● Supplied entries
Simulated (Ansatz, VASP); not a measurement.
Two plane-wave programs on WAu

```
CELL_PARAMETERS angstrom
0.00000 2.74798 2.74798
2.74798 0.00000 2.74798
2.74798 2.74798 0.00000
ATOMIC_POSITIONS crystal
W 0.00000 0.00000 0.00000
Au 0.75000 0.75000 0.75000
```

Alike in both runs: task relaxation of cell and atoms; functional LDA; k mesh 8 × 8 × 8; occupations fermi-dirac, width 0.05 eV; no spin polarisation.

● Assigned task
The entries above need to be transcribed with no differences at all.

● Exercise result
Simulated (Ansatz, VASP); not a measurement.
Two plane-wave programs on WAu

```
CELL_PARAMETERS angstrom
0.00000 2.74798 2.74798
2.74798 0.00000 2.74798
2.74798 2.74798 0.00000
ATOMIC_POSITIONS crystal
W 0.00000 0.00000 0.00000
Au 0.75000 0.75000 0.75000
```

Alike in both runs: task relaxation of cell and atoms; functional LDA; k mesh 8 × 8 × 8; occupations fermi-dirac, width 0.05 eV; no spin polarisation.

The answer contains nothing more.